▶ _Action item_: Precise copying is required. Return the data below in full.

▶ _The data_:
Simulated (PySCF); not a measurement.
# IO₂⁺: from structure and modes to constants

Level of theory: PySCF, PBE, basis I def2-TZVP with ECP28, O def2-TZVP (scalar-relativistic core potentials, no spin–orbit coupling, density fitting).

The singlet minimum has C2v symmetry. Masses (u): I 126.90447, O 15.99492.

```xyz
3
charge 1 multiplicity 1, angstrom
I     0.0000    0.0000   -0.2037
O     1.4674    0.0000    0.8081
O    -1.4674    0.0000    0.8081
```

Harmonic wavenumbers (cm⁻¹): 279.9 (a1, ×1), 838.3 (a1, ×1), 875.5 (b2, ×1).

▶ _Exercise answer_:
Simulated (PySCF); not a measurement.
# IO₂⁺: from structure and modes to constants

Level of theory: PySCF, PBE, basis I def2-TZVP with ECP28, O def2-TZVP (scalar-relativistic core potentials, no spin–orbit coupling, density fitting).

The singlet minimum has C2v symmetry. Masses (u): I 126.90447, O 15.99492.

```xyz
3
charge 1 multiplicity 1, angstrom
I     0.0000    0.0000   -0.2037
O     1.4674    0.0000    0.8081
O    -1.4674    0.0000    0.8081
```

Harmonic wavenumbers (cm⁻¹): 279.9 (a1, ×1), 838.3 (a1, ×1), 875.5 (b2, ×1).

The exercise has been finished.